» Data extracts:
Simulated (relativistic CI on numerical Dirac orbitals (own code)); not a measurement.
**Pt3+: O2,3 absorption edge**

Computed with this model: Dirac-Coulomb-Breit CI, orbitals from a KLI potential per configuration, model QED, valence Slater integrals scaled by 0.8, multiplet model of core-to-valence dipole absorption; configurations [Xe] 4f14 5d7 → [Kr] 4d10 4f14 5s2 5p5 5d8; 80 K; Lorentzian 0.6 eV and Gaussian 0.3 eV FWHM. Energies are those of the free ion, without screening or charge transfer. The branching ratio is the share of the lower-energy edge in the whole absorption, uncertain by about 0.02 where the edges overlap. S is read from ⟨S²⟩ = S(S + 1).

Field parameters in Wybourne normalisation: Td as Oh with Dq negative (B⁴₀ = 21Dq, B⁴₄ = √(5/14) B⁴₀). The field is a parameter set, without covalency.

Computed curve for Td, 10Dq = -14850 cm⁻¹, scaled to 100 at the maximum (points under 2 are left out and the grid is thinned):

» Assignment: Quote exactly the opening line of the material above and every line after it, up to and including the line that contains "O2,3 absorption edge**".

» Answer box:
Simulated (relativistic CI on numerical Dirac orbitals (own code)); not a measurement.
**Pt3+: O2,3 absorption edge**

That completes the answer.